* Work item *
From the first line of the records through the line containing "Change from the", retype every line exactly and nothing else.

* Excerpted records *
------------------------------
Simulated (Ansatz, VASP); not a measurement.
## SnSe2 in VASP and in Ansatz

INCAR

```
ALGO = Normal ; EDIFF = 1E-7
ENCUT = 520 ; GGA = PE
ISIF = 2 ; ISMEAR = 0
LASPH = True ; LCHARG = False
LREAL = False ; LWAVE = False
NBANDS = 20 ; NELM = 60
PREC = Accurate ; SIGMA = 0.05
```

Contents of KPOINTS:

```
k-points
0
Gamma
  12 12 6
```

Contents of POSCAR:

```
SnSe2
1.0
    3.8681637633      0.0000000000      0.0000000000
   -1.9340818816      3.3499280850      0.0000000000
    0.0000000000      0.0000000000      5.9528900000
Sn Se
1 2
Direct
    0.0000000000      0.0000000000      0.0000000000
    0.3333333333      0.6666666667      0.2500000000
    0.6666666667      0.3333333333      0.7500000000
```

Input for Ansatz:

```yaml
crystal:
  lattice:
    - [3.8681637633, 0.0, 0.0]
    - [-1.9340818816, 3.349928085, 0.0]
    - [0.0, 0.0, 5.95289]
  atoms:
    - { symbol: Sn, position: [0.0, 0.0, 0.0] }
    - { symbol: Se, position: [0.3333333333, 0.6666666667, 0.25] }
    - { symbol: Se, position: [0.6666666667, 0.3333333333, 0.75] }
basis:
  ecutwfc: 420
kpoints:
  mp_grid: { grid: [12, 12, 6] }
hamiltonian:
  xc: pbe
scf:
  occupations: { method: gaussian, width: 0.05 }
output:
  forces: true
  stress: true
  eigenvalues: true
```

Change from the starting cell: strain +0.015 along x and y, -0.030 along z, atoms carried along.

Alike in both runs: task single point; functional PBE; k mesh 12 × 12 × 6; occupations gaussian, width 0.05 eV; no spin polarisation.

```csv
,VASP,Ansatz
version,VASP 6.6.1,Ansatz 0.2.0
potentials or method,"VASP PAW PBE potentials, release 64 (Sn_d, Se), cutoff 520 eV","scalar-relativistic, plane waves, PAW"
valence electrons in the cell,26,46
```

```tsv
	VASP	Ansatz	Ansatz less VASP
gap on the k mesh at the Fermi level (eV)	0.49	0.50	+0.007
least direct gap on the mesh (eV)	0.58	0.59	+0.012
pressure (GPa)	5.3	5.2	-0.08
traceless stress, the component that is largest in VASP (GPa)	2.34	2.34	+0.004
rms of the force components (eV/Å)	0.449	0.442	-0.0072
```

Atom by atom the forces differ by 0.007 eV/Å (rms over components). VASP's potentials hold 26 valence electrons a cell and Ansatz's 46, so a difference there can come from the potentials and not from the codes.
------------------------------

* Response box *
Simulated (Ansatz, VASP); not a measurement.
## SnSe2 in VASP and in Ansatz

INCAR

```
ALGO = Normal ; EDIFF = 1E-7
ENCUT = 520 ; GGA = PE
ISIF = 2 ; ISMEAR = 0
LASPH = True ; LCHARG = False
LREAL = False ; LWAVE = False
NBANDS = 20 ; NELM = 60
PREC = Accurate ; SIGMA = 0.05
```

Contents of KPOINTS:

```
k-points
0
Gamma
  12 12 6
```

Contents of POSCAR:

```
SnSe2
1.0
    3.8681637633      0.0000000000      0.0000000000
   -1.9340818816      3.3499280850      0.0000000000
    0.0000000000      0.0000000000      5.9528900000
Sn Se
1 2
Direct
    0.0000000000      0.0000000000      0.0000000000
    0.3333333333      0.6666666667      0.2500000000
    0.6666666667      0.3333333333      0.7500000000
```

Input for Ansatz:

```yaml
crystal:
  lattice:
    - [3.8681637633, 0.0, 0.0]
    - [-1.9340818816, 3.349928085, 0.0]
    - [0.0, 0.0, 5.95289]
  atoms:
    - { symbol: Sn, position: [0.0, 0.0, 0.0] }
    - { symbol: Se, position: [0.3333333333, 0.6666666667, 0.25] }
    - { symbol: Se, position: [0.6666666667, 0.3333333333, 0.75] }
basis:
  ecutwfc: 420
kpoints:
  mp_grid: { grid: [12, 12, 6] }
hamiltonian:
  xc: pbe
scf:
  occupations: { method: gaussian, width: 0.05 }
output:
  forces: true
  stress: true
  eigenvalues: true
```

Change from the starting cell: strain +0.015 along x and y, -0.030 along z, atoms carried along.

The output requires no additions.